** Opening Data under study block **

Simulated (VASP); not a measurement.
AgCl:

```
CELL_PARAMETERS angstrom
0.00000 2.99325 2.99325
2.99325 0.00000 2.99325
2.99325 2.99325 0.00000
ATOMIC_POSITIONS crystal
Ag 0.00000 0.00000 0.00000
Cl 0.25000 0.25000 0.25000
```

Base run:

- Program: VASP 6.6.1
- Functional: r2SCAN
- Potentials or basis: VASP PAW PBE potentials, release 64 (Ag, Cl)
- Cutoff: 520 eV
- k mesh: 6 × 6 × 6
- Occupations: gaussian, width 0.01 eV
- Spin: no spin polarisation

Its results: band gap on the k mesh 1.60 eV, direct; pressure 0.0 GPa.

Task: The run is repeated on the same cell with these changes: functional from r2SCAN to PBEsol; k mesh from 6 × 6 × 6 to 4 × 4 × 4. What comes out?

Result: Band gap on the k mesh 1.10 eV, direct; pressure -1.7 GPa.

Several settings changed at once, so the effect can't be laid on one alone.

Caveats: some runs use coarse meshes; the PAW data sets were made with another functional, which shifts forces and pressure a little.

** Closing Data under study block **

Work item:
Copy, please, every line from the start of the entries down to the line that holds "Several settings changed", with both of those lines included and no others.

Task output:
Simulated (VASP); not a measurement.
AgCl:

```
CELL_PARAMETERS angstrom
0.00000 2.99325 2.99325
2.99325 0.00000 2.99325
2.99325 2.99325 0.00000
ATOMIC_POSITIONS crystal
Ag 0.00000 0.00000 0.00000
Cl 0.25000 0.25000 0.25000
```

Base run:

- Program: VASP 6.6.1
- Functional: r2SCAN
- Potentials or basis: VASP PAW PBE potentials, release 64 (Ag, Cl)
- Cutoff: 520 eV
- k mesh: 6 × 6 × 6
- Occupations: gaussian, width 0.01 eV
- Spin: no spin polarisation

Its results: band gap on the k mesh 1.60 eV, direct; pressure 0.0 GPa.

Task: The run is repeated on the same cell with these changes: functional from r2SCAN to PBEsol; k mesh from 6 × 6 × 6 to 4 × 4 × 4. What comes out?

Result: Band gap on the k mesh 1.10 eV, direct; pressure -1.7 GPa.

Several settings changed at once, so the effect can't be laid on one alone.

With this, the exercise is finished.